## Action item
Take the entries that follow and return exactly the lines from the one holding "The structure was" through the one holding "## Step 6: Linear response at Γ", both included. Nothing else is needed.

## Records supplied
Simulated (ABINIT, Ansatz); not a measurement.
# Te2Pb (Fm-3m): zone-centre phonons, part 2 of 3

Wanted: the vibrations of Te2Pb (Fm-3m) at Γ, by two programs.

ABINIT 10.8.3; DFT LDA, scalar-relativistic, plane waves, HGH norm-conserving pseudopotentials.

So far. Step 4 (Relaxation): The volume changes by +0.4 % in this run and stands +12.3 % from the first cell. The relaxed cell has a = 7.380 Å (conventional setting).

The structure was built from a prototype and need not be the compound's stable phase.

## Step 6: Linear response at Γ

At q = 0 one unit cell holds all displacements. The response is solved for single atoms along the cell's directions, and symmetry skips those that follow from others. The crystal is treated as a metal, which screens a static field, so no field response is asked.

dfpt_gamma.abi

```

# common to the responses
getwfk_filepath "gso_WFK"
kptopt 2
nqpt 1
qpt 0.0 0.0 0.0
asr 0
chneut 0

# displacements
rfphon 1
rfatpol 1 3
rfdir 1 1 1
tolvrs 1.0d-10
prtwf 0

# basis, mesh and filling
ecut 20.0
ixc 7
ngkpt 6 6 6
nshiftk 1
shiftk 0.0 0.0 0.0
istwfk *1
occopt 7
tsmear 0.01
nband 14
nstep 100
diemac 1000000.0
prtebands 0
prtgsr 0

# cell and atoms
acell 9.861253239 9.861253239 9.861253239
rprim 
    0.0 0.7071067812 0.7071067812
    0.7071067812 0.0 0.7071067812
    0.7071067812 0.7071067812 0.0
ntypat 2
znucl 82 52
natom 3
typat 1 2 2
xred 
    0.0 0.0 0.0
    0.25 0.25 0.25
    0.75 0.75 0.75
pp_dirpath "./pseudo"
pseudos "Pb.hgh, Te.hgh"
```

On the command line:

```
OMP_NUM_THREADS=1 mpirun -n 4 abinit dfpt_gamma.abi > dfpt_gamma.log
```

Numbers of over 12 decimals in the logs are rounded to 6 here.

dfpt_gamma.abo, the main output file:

## Exercise response
The structure was built from a prototype and need not be the compound's stable phase.

## Step 6: Linear response at Γ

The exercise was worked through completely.